- _DATA TO EXAMINE_:
++++++++++++++++++++

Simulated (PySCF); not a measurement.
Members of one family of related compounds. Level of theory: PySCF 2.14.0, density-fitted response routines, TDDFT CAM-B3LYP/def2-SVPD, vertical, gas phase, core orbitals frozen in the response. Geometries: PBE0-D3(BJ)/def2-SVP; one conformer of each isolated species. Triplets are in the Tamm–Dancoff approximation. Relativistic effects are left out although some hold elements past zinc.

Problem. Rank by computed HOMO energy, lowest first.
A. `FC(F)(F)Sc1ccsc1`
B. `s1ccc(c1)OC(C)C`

++++++++++++++++++++

- _ACTIVITY_:
Give the listing again in full, with every line intact.

- _ANSWER SPACE_:
Simulated (PySCF); not a measurement.
Members of one family of related compounds. Level of theory: PySCF 2.14.0, density-fitted response routines, TDDFT CAM-B3LYP/def2-SVPD, vertical, gas phase, core orbitals frozen in the response. Geometries: PBE0-D3(BJ)/def2-SVP; one conformer of each isolated species. Triplets are in the Tamm–Dancoff approximation. Relativistic effects are left out although some hold elements past zinc.

Problem. Rank by computed HOMO energy, lowest first.
A. `FC(F)(F)Sc1ccsc1`
B. `s1ccc(c1)OC(C)C`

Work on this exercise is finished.